[Dataset content]
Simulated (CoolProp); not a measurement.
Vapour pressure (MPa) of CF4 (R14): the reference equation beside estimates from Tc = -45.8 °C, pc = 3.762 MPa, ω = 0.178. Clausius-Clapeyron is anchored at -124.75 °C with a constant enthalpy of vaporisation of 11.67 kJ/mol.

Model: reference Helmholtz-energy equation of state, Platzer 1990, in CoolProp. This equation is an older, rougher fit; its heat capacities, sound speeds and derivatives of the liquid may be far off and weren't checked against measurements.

[Work item]
Nothing in the data should be left out when you retype it exactly.

[Exercise solution]
Simulated (CoolProp); not a measurement.
Vapour pressure (MPa) of CF4 (R14): the reference equation beside estimates from Tc = -45.8 °C, pc = 3.762 MPa, ω = 0.178. Clausius-Clapeyron is anchored at -124.75 °C with a constant enthalpy of vaporisation of 11.67 kJ/mol.

Model: reference Helmholtz-energy equation of state, Platzer 1990, in CoolProp. This equation is an older, rougher fit; its heat capacities, sound speeds and derivatives of the liquid may be far off and weren't checked against measurements.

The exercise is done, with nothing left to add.